**Supplied data**
== Segment start ==

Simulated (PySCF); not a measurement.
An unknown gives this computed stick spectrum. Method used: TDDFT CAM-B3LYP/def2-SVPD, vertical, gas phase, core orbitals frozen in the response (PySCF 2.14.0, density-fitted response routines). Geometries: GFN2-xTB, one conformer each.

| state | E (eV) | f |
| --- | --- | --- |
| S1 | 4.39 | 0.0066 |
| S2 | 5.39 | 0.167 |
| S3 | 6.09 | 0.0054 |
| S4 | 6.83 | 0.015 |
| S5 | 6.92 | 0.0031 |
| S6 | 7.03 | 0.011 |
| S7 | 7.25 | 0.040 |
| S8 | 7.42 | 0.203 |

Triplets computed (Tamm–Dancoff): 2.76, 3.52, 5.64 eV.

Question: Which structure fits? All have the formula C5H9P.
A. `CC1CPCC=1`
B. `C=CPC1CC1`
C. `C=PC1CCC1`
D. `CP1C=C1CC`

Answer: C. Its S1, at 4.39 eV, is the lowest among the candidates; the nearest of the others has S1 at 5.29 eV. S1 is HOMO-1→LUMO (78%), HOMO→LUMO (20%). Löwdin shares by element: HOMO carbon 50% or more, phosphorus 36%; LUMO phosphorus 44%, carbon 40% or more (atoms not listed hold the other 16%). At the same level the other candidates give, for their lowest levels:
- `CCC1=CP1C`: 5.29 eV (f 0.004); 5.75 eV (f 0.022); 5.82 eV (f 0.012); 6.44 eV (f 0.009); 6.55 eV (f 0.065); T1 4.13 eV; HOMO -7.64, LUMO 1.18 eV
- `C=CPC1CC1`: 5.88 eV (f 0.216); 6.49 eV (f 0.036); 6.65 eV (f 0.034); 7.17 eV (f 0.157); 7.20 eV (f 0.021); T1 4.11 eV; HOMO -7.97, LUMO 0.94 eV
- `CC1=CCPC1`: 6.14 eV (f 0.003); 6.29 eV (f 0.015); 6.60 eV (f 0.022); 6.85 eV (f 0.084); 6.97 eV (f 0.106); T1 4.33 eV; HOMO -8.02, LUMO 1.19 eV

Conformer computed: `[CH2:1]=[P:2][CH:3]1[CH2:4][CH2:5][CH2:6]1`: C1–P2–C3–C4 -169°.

== Segment end ==

**Action item**
Nothing but the lines from the top of the records down to the line with "7.03 | 0.011 |" belongs in the answer; repeat them exactly.

**Result**
Simulated (PySCF); not a measurement.
An unknown gives this computed stick spectrum. Method used: TDDFT CAM-B3LYP/def2-SVPD, vertical, gas phase, core orbitals frozen in the response (PySCF 2.14.0, density-fitted response routines). Geometries: GFN2-xTB, one conformer each.

| state | E (eV) | f |
| --- | --- | --- |
| S1 | 4.39 | 0.0066 |
| S2 | 5.39 | 0.167 |
| S3 | 6.09 | 0.0054 |
| S4 | 6.83 | 0.015 |
| S5 | 6.92 | 0.0031 |
| S6 | 7.03 | 0.011 |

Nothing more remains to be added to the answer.